**Assignment**
The whole listing below should be output again, word for word.

**Dataset extract**
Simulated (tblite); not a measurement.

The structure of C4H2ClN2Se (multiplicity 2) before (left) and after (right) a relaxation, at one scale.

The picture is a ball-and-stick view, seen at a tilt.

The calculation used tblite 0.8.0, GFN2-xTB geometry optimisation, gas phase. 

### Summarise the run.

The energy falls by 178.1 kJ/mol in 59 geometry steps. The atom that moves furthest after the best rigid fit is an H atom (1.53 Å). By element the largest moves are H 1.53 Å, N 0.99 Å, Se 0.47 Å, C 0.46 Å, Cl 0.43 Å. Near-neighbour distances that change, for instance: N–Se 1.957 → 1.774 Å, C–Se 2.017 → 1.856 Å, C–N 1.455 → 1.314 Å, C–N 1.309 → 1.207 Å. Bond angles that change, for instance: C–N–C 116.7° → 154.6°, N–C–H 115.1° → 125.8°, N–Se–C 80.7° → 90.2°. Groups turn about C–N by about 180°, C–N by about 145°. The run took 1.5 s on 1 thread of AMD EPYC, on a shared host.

**Your response**
Simulated (tblite); not a measurement.

The structure of C4H2ClN2Se (multiplicity 2) before (left) and after (right) a relaxation, at one scale.

The picture is a ball-and-stick view, seen at a tilt.

The calculation used tblite 0.8.0, GFN2-xTB geometry optimisation, gas phase. 

### Summarise the run.

The energy falls by 178.1 kJ/mol in 59 geometry steps. The atom that moves furthest after the best rigid fit is an H atom (1.53 Å). By element the largest moves are H 1.53 Å, N 0.99 Å, Se 0.47 Å, C 0.46 Å, Cl 0.43 Å. Near-neighbour distances that change, for instance: N–Se 1.957 → 1.774 Å, C–Se 2.017 → 1.856 Å, C–N 1.455 → 1.314 Å, C–N 1.309 → 1.207 Å. Bond angles that change, for instance: C–N–C 116.7° → 154.6°, N–C–H 115.1° → 125.8°, N–Se–C 80.7° → 90.2°. Groups turn about C–N by about 180°, C–N by about 145°. The run took 1.5 s on 1 thread of AMD EPYC, on a shared host.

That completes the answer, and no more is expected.